Given records:
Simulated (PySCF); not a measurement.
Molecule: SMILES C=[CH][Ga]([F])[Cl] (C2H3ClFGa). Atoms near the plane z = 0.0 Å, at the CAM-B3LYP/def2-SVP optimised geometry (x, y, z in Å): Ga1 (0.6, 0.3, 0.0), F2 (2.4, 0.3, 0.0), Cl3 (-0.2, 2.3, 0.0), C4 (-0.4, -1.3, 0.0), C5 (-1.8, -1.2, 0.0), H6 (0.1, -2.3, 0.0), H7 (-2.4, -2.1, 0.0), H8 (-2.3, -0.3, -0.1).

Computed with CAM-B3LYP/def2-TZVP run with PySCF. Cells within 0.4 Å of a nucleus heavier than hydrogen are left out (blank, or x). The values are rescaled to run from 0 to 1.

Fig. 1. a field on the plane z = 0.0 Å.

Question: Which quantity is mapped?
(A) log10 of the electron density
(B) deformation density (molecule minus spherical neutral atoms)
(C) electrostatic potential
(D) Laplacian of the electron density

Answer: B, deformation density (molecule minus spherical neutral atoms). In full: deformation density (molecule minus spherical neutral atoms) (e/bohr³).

Work task:
Each entry above should be repeated exactly, with no line left out.

Solution:
Simulated (PySCF); not a measurement.
Molecule: SMILES C=[CH][Ga]([F])[Cl] (C2H3ClFGa). Atoms near the plane z = 0.0 Å, at the CAM-B3LYP/def2-SVP optimised geometry (x, y, z in Å): Ga1 (0.6, 0.3, 0.0), F2 (2.4, 0.3, 0.0), Cl3 (-0.2, 2.3, 0.0), C4 (-0.4, -1.3, 0.0), C5 (-1.8, -1.2, 0.0), H6 (0.1, -2.3, 0.0), H7 (-2.4, -2.1, 0.0), H8 (-2.3, -0.3, -0.1).

Computed with CAM-B3LYP/def2-TZVP run with PySCF. Cells within 0.4 Å of a nucleus heavier than hydrogen are left out (blank, or x). The values are rescaled to run from 0 to 1.

Fig. 1. a field on the plane z = 0.0 Å.

Question: Which quantity is mapped?
(A) log10 of the electron density
(B) deformation density (molecule minus spherical neutral atoms)
(C) electrostatic potential
(D) Laplacian of the electron density

Answer: B, deformation density (molecule minus spherical neutral atoms). In full: deformation density (molecule minus spherical neutral atoms) (e/bohr³).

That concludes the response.